Entries shown:
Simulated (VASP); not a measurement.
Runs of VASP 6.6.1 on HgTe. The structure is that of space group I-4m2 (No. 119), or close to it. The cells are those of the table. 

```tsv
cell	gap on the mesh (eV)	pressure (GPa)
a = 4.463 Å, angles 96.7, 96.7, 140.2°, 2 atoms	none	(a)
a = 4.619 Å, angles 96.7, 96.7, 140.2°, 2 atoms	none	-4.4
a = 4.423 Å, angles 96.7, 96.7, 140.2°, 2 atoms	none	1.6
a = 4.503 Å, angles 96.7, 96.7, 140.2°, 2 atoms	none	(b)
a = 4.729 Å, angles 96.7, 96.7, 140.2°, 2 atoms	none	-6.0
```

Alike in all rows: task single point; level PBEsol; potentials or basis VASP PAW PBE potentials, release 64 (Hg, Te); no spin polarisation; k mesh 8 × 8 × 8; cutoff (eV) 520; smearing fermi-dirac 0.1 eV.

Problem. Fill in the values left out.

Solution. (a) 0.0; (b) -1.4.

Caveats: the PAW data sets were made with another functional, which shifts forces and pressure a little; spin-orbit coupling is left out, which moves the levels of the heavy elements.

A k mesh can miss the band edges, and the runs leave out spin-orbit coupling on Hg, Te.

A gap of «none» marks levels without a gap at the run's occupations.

Brief: Lines from the beginning of the data above through the line containing "Solution. (a) 0.0; (b) -1.4." are to be returned exactly, and no others.

Exercise output:
Simulated (VASP); not a measurement.
Runs of VASP 6.6.1 on HgTe. The structure is that of space group I-4m2 (No. 119), or close to it. The cells are those of the table. 

```tsv
cell	gap on the mesh (eV)	pressure (GPa)
a = 4.463 Å, angles 96.7, 96.7, 140.2°, 2 atoms	none	(a)
a = 4.619 Å, angles 96.7, 96.7, 140.2°, 2 atoms	none	-4.4
a = 4.423 Å, angles 96.7, 96.7, 140.2°, 2 atoms	none	1.6
a = 4.503 Å, angles 96.7, 96.7, 140.2°, 2 atoms	none	(b)
a = 4.729 Å, angles 96.7, 96.7, 140.2°, 2 atoms	none	-6.0
```

Alike in all rows: task single point; level PBEsol; potentials or basis VASP PAW PBE potentials, release 64 (Hg, Te); no spin polarisation; k mesh 8 × 8 × 8; cutoff (eV) 520; smearing fermi-dirac 0.1 eV.

Problem. Fill in the values left out.

Solution. (a) 0.0; (b) -1.4.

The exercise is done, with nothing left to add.